***** Records provided

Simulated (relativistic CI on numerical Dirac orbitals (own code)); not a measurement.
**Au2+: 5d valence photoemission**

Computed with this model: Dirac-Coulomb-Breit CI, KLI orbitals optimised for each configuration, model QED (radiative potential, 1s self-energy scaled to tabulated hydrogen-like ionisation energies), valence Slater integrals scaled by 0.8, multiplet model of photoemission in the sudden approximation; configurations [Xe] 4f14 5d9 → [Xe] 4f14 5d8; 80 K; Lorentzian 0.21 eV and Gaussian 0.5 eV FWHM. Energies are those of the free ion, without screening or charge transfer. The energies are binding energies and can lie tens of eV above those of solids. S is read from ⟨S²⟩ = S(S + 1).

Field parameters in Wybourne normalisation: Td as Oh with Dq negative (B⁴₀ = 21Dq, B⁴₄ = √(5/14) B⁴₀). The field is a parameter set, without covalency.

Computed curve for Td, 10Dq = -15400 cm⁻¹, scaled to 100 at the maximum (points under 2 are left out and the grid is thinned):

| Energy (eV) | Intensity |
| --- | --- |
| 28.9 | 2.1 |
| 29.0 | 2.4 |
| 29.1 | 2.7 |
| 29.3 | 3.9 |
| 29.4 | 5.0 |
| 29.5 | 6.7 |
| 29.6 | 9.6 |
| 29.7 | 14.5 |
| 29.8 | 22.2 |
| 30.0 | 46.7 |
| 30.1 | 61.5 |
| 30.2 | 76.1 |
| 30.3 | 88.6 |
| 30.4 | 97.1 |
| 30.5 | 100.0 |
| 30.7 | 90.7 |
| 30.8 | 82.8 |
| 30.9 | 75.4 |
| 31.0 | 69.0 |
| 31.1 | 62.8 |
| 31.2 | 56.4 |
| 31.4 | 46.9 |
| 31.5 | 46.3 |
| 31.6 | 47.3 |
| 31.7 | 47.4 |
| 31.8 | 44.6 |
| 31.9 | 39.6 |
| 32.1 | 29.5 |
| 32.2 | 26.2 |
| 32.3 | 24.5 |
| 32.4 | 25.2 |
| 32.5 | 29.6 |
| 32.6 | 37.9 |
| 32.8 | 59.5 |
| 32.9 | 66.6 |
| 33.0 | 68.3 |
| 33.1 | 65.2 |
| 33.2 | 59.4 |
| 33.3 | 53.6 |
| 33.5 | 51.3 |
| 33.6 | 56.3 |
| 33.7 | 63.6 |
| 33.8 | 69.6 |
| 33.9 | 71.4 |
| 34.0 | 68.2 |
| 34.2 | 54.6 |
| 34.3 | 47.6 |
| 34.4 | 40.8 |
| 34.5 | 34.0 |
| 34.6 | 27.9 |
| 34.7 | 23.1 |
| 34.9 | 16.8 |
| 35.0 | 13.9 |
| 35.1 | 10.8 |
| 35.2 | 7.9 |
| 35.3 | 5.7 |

**********

- Activity
Return exactly the lines from the beginning of the data above through the one containing "5d valence photoemission**", please. Include both end lines and add nothing else.

- Exercise solution
Simulated (relativistic CI on numerical Dirac orbitals (own code)); not a measurement.
**Au2+: 5d valence photoemission**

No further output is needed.